________
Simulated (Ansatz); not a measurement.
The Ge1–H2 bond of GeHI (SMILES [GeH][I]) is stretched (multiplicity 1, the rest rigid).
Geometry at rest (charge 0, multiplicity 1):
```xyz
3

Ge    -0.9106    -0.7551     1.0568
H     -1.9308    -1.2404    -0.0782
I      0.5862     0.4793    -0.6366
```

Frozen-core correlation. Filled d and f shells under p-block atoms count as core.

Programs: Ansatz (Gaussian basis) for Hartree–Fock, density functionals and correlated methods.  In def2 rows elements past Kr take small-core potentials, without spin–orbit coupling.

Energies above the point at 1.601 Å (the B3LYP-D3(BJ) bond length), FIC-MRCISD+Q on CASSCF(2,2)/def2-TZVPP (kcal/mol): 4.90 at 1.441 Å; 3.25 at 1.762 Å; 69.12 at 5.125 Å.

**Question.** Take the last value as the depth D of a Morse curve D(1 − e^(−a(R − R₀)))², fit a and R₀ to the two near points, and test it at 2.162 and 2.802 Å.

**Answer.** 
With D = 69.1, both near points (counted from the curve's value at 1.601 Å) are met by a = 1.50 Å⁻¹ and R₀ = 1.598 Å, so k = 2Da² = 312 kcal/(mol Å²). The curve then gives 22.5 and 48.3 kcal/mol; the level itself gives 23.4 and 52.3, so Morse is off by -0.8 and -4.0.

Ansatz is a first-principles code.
________

- _Action item_:
Using the listing above, copy exactly the line that contains "and 2.802 Å.", the line that contains "With D = 69.1, both", and each line that falls between them.

- _Result_:
**Question.** Take the last value as the depth D of a Morse curve D(1 − e^(−a(R − R₀)))², fit a and R₀ to the two near points, and test it at 2.162 and 2.802 Å.

**Answer.** 
With D = 69.1, both near points (counted from the curve's value at 1.601 Å) are met by a = 1.50 Å⁻¹ and R₀ = 1.598 Å, so k = 2Da² = 312 kcal/(mol Å²). The curve then gives 22.5 and 48.3 kcal/mol; the level itself gives 23.4 and 52.3, so Morse is off by -0.8 and -4.0.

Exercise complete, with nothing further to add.